▶ **Assigned task**
Quote the entries that follow exactly, leaving none out.

________________________

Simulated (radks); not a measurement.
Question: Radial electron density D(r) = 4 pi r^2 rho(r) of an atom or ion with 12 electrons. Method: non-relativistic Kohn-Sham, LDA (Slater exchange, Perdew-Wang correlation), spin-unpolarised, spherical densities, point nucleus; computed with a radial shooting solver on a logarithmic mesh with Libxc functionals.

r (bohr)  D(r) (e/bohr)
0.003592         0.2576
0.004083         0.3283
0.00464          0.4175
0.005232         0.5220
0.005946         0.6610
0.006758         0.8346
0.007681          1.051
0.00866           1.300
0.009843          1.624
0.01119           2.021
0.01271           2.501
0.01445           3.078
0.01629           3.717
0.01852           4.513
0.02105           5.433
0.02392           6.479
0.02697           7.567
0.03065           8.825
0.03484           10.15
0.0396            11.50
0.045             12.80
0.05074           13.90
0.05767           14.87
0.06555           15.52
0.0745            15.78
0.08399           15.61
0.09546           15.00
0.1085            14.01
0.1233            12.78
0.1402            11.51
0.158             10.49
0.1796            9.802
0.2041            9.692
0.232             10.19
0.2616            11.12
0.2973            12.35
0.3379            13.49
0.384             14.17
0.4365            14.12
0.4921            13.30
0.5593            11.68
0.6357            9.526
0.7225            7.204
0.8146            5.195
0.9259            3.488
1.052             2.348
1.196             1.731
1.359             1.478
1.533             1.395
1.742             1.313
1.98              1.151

________________________

▶ **Task response**
Simulated (radks); not a measurement.
Question: Radial electron density D(r) = 4 pi r^2 rho(r) of an atom or ion with 12 electrons. Method: non-relativistic Kohn-Sham, LDA (Slater exchange, Perdew-Wang correlation), spin-unpolarised, spherical densities, point nucleus; computed with a radial shooting solver on a logarithmic mesh with Libxc functionals.

r (bohr)  D(r) (e/bohr)
0.003592         0.2576
0.004083         0.3283
0.00464          0.4175
0.005232         0.5220
0.005946         0.6610
0.006758         0.8346
0.007681          1.051
0.00866           1.300
0.009843          1.624
0.01119           2.021
0.01271           2.501
0.01445           3.078
0.01629           3.717
0.01852           4.513
0.02105           5.433
0.02392           6.479
0.02697           7.567
0.03065           8.825
0.03484           10.15
0.0396            11.50
0.045             12.80
0.05074           13.90
0.05767           14.87
0.06555           15.52
0.0745            15.78
0.08399           15.61
0.09546           15.00
0.1085            14.01
0.1233            12.78
0.1402            11.51
0.158             10.49
0.1796            9.802
0.2041            9.692
0.232             10.19
0.2616            11.12
0.2973            12.35
0.3379            13.49
0.384             14.17
0.4365            14.12
0.4921            13.30
0.5593            11.68
0.6357            9.526
0.7225            7.204
0.8146            5.195
0.9259            3.488
1.052             2.348
1.196             1.731
1.359             1.478
1.533             1.395
1.742             1.313
1.98              1.151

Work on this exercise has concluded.